_ACTIVITY:_ Word for word, retype every entry in the listing.

---- LISTED ENTRIES

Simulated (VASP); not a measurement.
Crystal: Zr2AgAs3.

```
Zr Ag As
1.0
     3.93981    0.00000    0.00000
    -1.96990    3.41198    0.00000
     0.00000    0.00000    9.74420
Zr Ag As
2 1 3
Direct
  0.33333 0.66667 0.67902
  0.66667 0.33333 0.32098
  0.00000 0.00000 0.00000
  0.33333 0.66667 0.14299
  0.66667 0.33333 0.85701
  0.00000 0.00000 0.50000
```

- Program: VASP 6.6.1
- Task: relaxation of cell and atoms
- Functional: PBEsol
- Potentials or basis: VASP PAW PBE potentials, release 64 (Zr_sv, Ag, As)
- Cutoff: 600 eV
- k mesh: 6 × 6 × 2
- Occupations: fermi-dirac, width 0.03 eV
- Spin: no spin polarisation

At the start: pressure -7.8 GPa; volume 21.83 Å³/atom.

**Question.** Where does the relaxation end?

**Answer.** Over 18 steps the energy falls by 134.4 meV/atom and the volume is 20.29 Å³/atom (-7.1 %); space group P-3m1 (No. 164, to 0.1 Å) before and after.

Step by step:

--------

_PROBLEM SOLUTION:_
Simulated (VASP); not a measurement.
Crystal: Zr2AgAs3.

```
Zr Ag As
1.0
     3.93981    0.00000    0.00000
    -1.96990    3.41198    0.00000
     0.00000    0.00000    9.74420
Zr Ag As
2 1 3
Direct
  0.33333 0.66667 0.67902
  0.66667 0.33333 0.32098
  0.00000 0.00000 0.00000
  0.33333 0.66667 0.14299
  0.66667 0.33333 0.85701
  0.00000 0.00000 0.50000
```

- Program: VASP 6.6.1
- Task: relaxation of cell and atoms
- Functional: PBEsol
- Potentials or basis: VASP PAW PBE potentials, release 64 (Zr_sv, Ag, As)
- Cutoff: 600 eV
- k mesh: 6 × 6 × 2
- Occupations: fermi-dirac, width 0.03 eV
- Spin: no spin polarisation

At the start: pressure -7.8 GPa; volume 21.83 Å³/atom.

**Question.** Where does the relaxation end?

**Answer.** Over 18 steps the energy falls by 134.4 meV/atom and the volume is 20.29 Å³/atom (-7.1 %); space group P-3m1 (No. 164, to 0.1 Å) before and after.

Step by step:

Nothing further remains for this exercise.